Before doing anything else, copy the entries below exactly.

★ ★ ★

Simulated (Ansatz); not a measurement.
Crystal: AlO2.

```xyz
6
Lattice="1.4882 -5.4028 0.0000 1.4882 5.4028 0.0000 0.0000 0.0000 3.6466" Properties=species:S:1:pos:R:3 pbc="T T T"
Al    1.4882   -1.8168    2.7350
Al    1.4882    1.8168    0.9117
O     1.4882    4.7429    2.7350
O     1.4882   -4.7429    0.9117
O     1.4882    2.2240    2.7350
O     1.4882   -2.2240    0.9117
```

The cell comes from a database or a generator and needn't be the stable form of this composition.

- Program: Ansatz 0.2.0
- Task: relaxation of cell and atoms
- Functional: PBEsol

★ ★ ★

* _Response box_
Simulated (Ansatz); not a measurement.
Crystal: AlO2.

```xyz
6
Lattice="1.4882 -5.4028 0.0000 1.4882 5.4028 0.0000 0.0000 0.0000 3.6466" Properties=species:S:1:pos:R:3 pbc="T T T"
Al    1.4882   -1.8168    2.7350
Al    1.4882    1.8168    0.9117
O     1.4882    4.7429    2.7350
O     1.4882   -4.7429    0.9117
O     1.4882    2.2240    2.7350
O     1.4882   -2.2240    0.9117
```

The cell comes from a database or a generator and needn't be the stable form of this composition.

- Program: Ansatz 0.2.0
- Task: relaxation of cell and atoms
- Functional: PBEsol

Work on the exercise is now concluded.